▶ **SOURCE DATA**:
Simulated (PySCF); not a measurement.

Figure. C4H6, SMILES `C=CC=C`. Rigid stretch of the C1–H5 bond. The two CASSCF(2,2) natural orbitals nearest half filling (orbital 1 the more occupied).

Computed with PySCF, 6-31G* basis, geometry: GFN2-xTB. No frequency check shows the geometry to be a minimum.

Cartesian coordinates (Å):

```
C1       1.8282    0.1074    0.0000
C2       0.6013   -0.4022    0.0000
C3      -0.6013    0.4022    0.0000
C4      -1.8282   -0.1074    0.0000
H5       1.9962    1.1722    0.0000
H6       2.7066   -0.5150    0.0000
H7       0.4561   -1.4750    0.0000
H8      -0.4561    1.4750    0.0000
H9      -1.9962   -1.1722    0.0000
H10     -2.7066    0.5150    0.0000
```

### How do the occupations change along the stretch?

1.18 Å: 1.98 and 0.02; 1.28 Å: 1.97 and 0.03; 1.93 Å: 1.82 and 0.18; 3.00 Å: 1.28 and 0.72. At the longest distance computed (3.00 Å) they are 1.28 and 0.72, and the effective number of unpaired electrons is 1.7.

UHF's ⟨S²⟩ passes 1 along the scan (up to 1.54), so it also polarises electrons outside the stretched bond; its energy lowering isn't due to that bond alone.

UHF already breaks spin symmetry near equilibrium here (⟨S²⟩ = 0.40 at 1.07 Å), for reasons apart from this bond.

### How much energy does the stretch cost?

▶ **EXERCISE**: Output the lines of the records above exactly as they appear, from the line containing "1.18 Å: 1.98" through the line containing "UHF already breaks".

▶ **RESPONSE**:
1.18 Å: 1.98 and 0.02; 1.28 Å: 1.97 and 0.03; 1.93 Å: 1.82 and 0.18; 3.00 Å: 1.28 and 0.72. At the longest distance computed (3.00 Å) they are 1.28 and 0.72, and the effective number of unpaired electrons is 1.7.

UHF's ⟨S²⟩ passes 1 along the scan (up to 1.54), so it also polarises electrons outside the stretched bond; its energy lowering isn't due to that bond alone.

UHF already breaks spin symmetry near equilibrium here (⟨S²⟩ = 0.40 at 1.07 Å), for reasons apart from this bond.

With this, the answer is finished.